_REQUIREMENT_: All lines from the first one in the listing below to the one holding "The cell isn't", inclusive, are to be copied exactly.

_MATERIAL SUPPLIED_:
--------------------
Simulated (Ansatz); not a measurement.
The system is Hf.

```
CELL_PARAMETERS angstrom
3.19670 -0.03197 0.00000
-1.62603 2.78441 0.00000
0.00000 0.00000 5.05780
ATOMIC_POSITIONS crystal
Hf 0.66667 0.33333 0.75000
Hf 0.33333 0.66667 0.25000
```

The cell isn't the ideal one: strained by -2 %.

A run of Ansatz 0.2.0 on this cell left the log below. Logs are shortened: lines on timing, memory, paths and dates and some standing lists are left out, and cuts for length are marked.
--------------------

_EXERCISE SOLUTION_:
Simulated (Ansatz); not a measurement.
The system is Hf.

```
CELL_PARAMETERS angstrom
3.19670 -0.03197 0.00000
-1.62603 2.78441 0.00000
0.00000 0.00000 5.05780
ATOMIC_POSITIONS crystal
Hf 0.66667 0.33333 0.75000
Hf 0.33333 0.66667 0.25000
```

The cell isn't the ideal one: strained by -2 %.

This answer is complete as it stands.